Activity |
Without changing a single word, set down all of the records.

★ ★ ★

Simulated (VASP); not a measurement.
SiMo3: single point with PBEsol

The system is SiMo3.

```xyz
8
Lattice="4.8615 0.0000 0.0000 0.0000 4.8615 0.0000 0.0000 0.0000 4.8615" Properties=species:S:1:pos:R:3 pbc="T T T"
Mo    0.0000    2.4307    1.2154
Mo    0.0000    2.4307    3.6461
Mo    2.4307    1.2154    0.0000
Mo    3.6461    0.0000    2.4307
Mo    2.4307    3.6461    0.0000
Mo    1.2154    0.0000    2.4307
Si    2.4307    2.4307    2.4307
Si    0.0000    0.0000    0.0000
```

★ ★ ★

Your response |
Simulated (VASP); not a measurement.
SiMo3: single point with PBEsol

The system is SiMo3.

```xyz
8
Lattice="4.8615 0.0000 0.0000 0.0000 4.8615 0.0000 0.0000 0.0000 4.8615" Properties=species:S:1:pos:R:3 pbc="T T T"
Mo    0.0000    2.4307    1.2154
Mo    0.0000    2.4307    3.6461
Mo    2.4307    1.2154    0.0000
Mo    3.6461    0.0000    2.4307
Mo    2.4307    3.6461    0.0000
Mo    1.2154    0.0000    2.4307
Si    2.4307    2.4307    2.4307
Si    0.0000    0.0000    0.0000
```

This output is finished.